-- DATA FOR ANALYSIS --
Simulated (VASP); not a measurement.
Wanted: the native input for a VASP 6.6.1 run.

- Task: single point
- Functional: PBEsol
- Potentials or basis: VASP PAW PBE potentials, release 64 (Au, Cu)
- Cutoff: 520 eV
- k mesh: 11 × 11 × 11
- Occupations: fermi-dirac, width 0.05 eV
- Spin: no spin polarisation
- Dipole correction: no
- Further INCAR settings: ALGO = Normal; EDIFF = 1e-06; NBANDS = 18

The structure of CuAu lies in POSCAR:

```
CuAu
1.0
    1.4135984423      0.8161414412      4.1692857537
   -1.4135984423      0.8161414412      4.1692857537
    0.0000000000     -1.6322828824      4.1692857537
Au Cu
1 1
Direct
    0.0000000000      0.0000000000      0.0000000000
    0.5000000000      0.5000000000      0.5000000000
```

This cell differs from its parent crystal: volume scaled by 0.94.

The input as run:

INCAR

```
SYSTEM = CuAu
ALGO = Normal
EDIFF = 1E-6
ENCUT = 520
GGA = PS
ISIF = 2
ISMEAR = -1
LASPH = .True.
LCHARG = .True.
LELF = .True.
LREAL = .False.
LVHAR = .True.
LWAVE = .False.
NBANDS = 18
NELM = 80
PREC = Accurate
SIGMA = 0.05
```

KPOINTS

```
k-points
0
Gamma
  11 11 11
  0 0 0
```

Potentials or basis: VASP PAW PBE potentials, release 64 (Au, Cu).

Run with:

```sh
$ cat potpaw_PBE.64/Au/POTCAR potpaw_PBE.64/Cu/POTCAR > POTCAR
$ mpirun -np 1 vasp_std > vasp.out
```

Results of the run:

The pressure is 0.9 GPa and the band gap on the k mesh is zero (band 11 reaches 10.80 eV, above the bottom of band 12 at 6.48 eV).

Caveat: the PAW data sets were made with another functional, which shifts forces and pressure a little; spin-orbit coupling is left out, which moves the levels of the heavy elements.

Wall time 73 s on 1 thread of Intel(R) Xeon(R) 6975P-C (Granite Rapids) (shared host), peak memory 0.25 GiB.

-- WORK REQUEST --
Return the lines exactly as they stand, please. Start at the top of the material and finish with the line where "The pressure is" appears.

-- PROBLEM SOLUTION --
Simulated (VASP); not a measurement.
Wanted: the native input for a VASP 6.6.1 run.

- Task: single point
- Functional: PBEsol
- Potentials or basis: VASP PAW PBE potentials, release 64 (Au, Cu)
- Cutoff: 520 eV
- k mesh: 11 × 11 × 11
- Occupations: fermi-dirac, width 0.05 eV
- Spin: no spin polarisation
- Dipole correction: no
- Further INCAR settings: ALGO = Normal; EDIFF = 1e-06; NBANDS = 18

The structure of CuAu lies in POSCAR:

```
CuAu
1.0
    1.4135984423      0.8161414412      4.1692857537
   -1.4135984423      0.8161414412      4.1692857537
    0.0000000000     -1.6322828824      4.1692857537
Au Cu
1 1
Direct
    0.0000000000      0.0000000000      0.0000000000
    0.5000000000      0.5000000000      0.5000000000
```

This cell differs from its parent crystal: volume scaled by 0.94.

The input as run:

INCAR

```
SYSTEM = CuAu
ALGO = Normal
EDIFF = 1E-6
ENCUT = 520
GGA = PS
ISIF = 2
ISMEAR = -1
LASPH = .True.
LCHARG = .True.
LELF = .True.
LREAL = .False.
LVHAR = .True.
LWAVE = .False.
NBANDS = 18
NELM = 80
PREC = Accurate
SIGMA = 0.05
```

KPOINTS

```
k-points
0
Gamma
  11 11 11
  0 0 0
```

Potentials or basis: VASP PAW PBE potentials, release 64 (Au, Cu).

Run with:

```sh
$ cat potpaw_PBE.64/Au/POTCAR potpaw_PBE.64/Cu/POTCAR > POTCAR
$ mpirun -np 1 vasp_std > vasp.out
```

Results of the run:

The pressure is 0.9 GPa and the band gap on the k mesh is zero (band 11 reaches 10.80 eV, above the bottom of band 12 at 6.48 eV).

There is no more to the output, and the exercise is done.